◇ ◇ ◇ ◇ ◇ ◇ ◇
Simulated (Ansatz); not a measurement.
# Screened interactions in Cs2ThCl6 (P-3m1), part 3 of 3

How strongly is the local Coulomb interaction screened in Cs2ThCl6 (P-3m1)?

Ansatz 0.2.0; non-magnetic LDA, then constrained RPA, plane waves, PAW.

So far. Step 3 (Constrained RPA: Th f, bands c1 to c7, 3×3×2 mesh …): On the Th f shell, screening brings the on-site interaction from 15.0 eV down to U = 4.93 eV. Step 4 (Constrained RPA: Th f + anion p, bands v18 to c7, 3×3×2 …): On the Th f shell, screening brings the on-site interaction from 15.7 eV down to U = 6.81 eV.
◇ ◇ ◇ ◇ ◇ ◇ ◇

## BRIEF
Copy all of the listing above exactly, please.

## RESPONSE
Simulated (Ansatz); not a measurement.
# Screened interactions in Cs2ThCl6 (P-3m1), part 3 of 3

How strongly is the local Coulomb interaction screened in Cs2ThCl6 (P-3m1)?

Ansatz 0.2.0; non-magnetic LDA, then constrained RPA, plane waves, PAW.

So far. Step 3 (Constrained RPA: Th f, bands c1 to c7, 3×3×2 mesh …): On the Th f shell, screening brings the on-site interaction from 15.0 eV down to U = 4.93 eV. Step 4 (Constrained RPA: Th f + anion p, bands v18 to c7, 3×3×2 …): On the Th f shell, screening brings the on-site interaction from 15.7 eV down to U = 6.81 eV.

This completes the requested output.